Requirement. Copy out the data below. Leave nothing out and alter nothing.

Dataset.
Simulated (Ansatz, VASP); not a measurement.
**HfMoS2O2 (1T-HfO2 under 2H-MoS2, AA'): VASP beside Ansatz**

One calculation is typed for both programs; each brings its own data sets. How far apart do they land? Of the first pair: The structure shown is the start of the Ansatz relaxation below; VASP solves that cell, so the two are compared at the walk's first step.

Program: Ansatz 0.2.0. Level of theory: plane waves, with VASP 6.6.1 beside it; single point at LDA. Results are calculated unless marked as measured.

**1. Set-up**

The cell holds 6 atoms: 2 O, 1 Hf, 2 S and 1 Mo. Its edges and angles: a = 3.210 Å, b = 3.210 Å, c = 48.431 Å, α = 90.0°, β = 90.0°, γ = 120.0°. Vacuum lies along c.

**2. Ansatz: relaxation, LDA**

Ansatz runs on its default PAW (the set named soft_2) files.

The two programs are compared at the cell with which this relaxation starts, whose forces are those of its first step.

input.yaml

Worked solution.
Simulated (Ansatz, VASP); not a measurement.
**HfMoS2O2 (1T-HfO2 under 2H-MoS2, AA'): VASP beside Ansatz**

One calculation is typed for both programs; each brings its own data sets. How far apart do they land? Of the first pair: The structure shown is the start of the Ansatz relaxation below; VASP solves that cell, so the two are compared at the walk's first step.

Program: Ansatz 0.2.0. Level of theory: plane waves, with VASP 6.6.1 beside it; single point at LDA. Results are calculated unless marked as measured.

**1. Set-up**

The cell holds 6 atoms: 2 O, 1 Hf, 2 S and 1 Mo. Its edges and angles: a = 3.210 Å, b = 3.210 Å, c = 48.431 Å, α = 90.0°, β = 90.0°, γ = 120.0°. Vacuum lies along c.

**2. Ansatz: relaxation, LDA**

Ansatz runs on its default PAW (the set named soft_2) files.

The two programs are compared at the cell with which this relaxation starts, whose forces are those of its first step.

input.yaml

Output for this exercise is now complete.